#### [ACTIVITY]
Starting with the first line of the data that follows, transcribe every line verbatim until the line containing "1. C 1s: 292.53 eV; F 1s: 692.36 eV" has been transcribed.

#### [DATA EXTRACT]
=== Begin Enclosure ===

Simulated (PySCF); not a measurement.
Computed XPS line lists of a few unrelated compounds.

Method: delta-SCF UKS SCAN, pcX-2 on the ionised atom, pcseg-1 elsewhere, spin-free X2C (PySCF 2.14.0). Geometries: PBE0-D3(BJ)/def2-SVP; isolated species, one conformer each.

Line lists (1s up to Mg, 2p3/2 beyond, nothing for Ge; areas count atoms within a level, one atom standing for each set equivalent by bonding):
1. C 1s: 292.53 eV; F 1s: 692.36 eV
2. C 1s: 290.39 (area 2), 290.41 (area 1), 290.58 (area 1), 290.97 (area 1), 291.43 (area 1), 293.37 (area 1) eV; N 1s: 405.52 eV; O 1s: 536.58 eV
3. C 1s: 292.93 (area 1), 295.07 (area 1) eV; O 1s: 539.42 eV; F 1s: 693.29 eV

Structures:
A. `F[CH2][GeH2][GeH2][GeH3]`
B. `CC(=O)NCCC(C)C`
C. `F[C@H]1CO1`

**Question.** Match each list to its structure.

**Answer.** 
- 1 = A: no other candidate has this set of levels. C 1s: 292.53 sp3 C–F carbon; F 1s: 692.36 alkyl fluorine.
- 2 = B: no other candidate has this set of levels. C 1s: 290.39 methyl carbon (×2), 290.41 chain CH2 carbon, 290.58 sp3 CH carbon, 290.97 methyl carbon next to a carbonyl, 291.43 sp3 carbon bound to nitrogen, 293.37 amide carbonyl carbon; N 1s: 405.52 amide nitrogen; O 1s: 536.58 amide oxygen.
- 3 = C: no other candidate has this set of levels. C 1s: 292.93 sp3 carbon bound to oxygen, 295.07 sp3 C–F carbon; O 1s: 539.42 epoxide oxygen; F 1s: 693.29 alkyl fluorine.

=== End Enclosure ===

#### [PROBLEM SOLUTION]
Simulated (PySCF); not a measurement.
Computed XPS line lists of a few unrelated compounds.

Method: delta-SCF UKS SCAN, pcX-2 on the ionised atom, pcseg-1 elsewhere, spin-free X2C (PySCF 2.14.0). Geometries: PBE0-D3(BJ)/def2-SVP; isolated species, one conformer each.

Line lists (1s up to Mg, 2p3/2 beyond, nothing for Ge; areas count atoms within a level, one atom standing for each set equivalent by bonding):
1. C 1s: 292.53 eV; F 1s: 692.36 eV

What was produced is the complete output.